**BRIEF:** Quote verbatim the span of lines that begins the listing below and closes with the line containing "(3) Which dipole".

__________

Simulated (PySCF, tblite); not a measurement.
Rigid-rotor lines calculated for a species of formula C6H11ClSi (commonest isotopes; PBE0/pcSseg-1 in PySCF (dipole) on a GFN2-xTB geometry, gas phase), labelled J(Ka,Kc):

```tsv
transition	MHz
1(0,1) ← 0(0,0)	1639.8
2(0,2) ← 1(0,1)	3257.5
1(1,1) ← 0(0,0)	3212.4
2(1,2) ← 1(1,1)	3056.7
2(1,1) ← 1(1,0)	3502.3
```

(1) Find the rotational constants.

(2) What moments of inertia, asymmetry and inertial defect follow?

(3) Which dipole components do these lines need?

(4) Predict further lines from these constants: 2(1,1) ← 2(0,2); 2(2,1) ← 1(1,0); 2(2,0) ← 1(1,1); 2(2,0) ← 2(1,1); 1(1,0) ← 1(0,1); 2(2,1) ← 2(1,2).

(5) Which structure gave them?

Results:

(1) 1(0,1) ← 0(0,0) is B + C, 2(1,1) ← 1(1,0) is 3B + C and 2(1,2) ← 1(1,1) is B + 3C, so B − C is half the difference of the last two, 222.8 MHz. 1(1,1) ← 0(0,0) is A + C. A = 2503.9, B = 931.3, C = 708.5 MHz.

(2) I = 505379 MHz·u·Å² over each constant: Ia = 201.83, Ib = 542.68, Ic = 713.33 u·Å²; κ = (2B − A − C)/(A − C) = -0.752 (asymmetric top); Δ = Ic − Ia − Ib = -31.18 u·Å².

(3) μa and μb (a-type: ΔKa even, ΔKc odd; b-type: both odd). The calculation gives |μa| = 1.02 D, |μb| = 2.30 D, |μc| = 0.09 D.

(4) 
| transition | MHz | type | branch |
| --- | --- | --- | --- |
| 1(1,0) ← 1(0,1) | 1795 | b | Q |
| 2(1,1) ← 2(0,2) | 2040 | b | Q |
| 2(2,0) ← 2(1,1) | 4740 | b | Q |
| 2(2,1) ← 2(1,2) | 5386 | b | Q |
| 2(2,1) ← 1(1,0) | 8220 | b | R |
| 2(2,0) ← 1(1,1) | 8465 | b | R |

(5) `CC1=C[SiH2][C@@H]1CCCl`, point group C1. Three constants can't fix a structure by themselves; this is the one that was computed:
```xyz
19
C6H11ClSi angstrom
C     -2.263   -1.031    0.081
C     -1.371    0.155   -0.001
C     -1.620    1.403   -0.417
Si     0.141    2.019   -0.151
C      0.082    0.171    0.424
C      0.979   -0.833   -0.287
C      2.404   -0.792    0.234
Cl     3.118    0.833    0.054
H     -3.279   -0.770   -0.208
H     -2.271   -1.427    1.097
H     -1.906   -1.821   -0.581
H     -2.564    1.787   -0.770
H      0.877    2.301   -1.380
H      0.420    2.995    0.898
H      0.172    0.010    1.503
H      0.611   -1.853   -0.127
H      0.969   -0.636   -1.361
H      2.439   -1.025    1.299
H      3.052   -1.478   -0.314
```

__________

**RESPONSE:**
Simulated (PySCF, tblite); not a measurement.
Rigid-rotor lines calculated for a species of formula C6H11ClSi (commonest isotopes; PBE0/pcSseg-1 in PySCF (dipole) on a GFN2-xTB geometry, gas phase), labelled J(Ka,Kc):

```tsv
transition	MHz
1(0,1) ← 0(0,0)	1639.8
2(0,2) ← 1(0,1)	3257.5
1(1,1) ← 0(0,0)	3212.4
2(1,2) ← 1(1,1)	3056.7
2(1,1) ← 1(1,0)	3502.3
```

(1) Find the rotational constants.

(2) What moments of inertia, asymmetry and inertial defect follow?

(3) Which dipole components do these lines need?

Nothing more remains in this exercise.